Data for review ->
☆ ☆ ☆ ☆
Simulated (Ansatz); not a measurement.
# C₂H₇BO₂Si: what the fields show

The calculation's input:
☆ ☆ ☆ ☆

Task item -> This task calls for the material above to be duplicated verbatim.

Response ->
Simulated (Ansatz); not a measurement.
# C₂H₇BO₂Si: what the fields show

The calculation's input:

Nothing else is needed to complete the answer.